ACTIVITY:
Two lines in the listing below mark the span: one contains "What comes out?" and one contains "force 0.238 eV/Å.". Reproduce both of them and everything between, exactly.

═══

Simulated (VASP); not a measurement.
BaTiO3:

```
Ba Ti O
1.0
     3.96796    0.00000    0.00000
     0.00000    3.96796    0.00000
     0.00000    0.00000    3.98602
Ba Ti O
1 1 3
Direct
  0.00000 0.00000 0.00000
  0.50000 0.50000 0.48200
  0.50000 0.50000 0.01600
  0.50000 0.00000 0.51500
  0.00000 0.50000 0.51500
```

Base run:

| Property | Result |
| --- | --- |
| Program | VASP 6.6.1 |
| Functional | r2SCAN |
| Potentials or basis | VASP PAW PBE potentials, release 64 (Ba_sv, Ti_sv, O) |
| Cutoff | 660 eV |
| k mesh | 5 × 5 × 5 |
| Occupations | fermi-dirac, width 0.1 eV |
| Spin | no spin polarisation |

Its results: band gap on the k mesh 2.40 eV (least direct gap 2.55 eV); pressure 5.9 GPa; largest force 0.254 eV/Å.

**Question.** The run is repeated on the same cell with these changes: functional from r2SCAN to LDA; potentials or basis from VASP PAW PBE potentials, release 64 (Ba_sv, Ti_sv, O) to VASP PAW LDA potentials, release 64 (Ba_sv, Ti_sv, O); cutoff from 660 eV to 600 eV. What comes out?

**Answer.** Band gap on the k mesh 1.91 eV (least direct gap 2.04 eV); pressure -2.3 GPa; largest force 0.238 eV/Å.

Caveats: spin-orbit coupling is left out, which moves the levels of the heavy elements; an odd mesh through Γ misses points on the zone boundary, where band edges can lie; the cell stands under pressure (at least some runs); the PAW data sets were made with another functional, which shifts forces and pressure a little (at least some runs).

═══

EXERCISE RESPONSE:
**Question.** The run is repeated on the same cell with these changes: functional from r2SCAN to LDA; potentials or basis from VASP PAW PBE potentials, release 64 (Ba_sv, Ti_sv, O) to VASP PAW LDA potentials, release 64 (Ba_sv, Ti_sv, O); cutoff from 660 eV to 600 eV. What comes out?

**Answer.** Band gap on the k mesh 1.91 eV (least direct gap 2.04 eV); pressure -2.3 GPa; largest force 0.238 eV/Å.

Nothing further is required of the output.